» **WORK TASK**:
Every entry should be repeated exactly as written.

>>>

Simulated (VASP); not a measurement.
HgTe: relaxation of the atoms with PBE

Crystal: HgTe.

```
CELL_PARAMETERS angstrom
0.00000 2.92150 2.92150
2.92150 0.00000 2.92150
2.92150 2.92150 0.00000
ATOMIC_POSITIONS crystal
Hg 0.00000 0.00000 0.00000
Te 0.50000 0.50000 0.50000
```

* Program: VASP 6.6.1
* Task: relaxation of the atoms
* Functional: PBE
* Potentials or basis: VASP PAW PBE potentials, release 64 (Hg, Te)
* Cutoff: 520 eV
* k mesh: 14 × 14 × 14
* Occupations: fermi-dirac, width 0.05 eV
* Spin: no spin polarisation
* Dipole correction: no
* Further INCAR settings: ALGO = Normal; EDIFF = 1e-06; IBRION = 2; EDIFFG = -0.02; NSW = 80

<<<

» **ANSWER AREA**:
Simulated (VASP); not a measurement.
HgTe: relaxation of the atoms with PBE

Crystal: HgTe.

```
CELL_PARAMETERS angstrom
0.00000 2.92150 2.92150
2.92150 0.00000 2.92150
2.92150 2.92150 0.00000
ATOMIC_POSITIONS crystal
Hg 0.00000 0.00000 0.00000
Te 0.50000 0.50000 0.50000
```

* Program: VASP 6.6.1
* Task: relaxation of the atoms
* Functional: PBE
* Potentials or basis: VASP PAW PBE potentials, release 64 (Hg, Te)
* Cutoff: 520 eV
* k mesh: 14 × 14 × 14
* Occupations: fermi-dirac, width 0.05 eV
* Spin: no spin polarisation
* Dipole correction: no
* Further INCAR settings: ALGO = Normal; EDIFF = 1e-06; IBRION = 2; EDIFFG = -0.02; NSW = 80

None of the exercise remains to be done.